GIVEN DATA
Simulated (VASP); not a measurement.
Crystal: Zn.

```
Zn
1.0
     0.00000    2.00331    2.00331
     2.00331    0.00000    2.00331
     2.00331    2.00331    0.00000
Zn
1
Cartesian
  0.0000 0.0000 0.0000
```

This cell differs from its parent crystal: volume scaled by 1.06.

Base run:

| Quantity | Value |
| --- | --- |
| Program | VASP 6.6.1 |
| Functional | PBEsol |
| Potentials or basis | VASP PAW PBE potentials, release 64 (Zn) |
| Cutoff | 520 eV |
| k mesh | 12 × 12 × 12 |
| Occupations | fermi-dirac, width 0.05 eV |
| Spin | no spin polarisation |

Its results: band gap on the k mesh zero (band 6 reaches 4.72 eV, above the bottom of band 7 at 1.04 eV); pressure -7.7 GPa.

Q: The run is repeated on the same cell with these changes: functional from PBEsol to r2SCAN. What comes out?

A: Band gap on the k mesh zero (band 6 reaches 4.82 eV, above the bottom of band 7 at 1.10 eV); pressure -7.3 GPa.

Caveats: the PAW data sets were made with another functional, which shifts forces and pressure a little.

EXERCISE
In the material above, find the line containing "Functional | PBEsol |" and the line containing "A: Band gap", then write out exactly those two lines and every line between them, and nothing more.

EXPECTED ANSWER
| Functional | PBEsol |
| Potentials or basis | VASP PAW PBE potentials, release 64 (Zn) |
| Cutoff | 520 eV |
| k mesh | 12 × 12 × 12 |
| Occupations | fermi-dirac, width 0.05 eV |
| Spin | no spin polarisation |

Its results: band gap on the k mesh zero (band 6 reaches 4.72 eV, above the bottom of band 7 at 1.04 eV); pressure -7.7 GPa.

Q: The run is repeated on the same cell with these changes: functional from PBEsol to r2SCAN. What comes out?

A: Band gap on the k mesh zero (band 6 reaches 4.82 eV, above the bottom of band 7 at 1.10 eV); pressure -7.3 GPa.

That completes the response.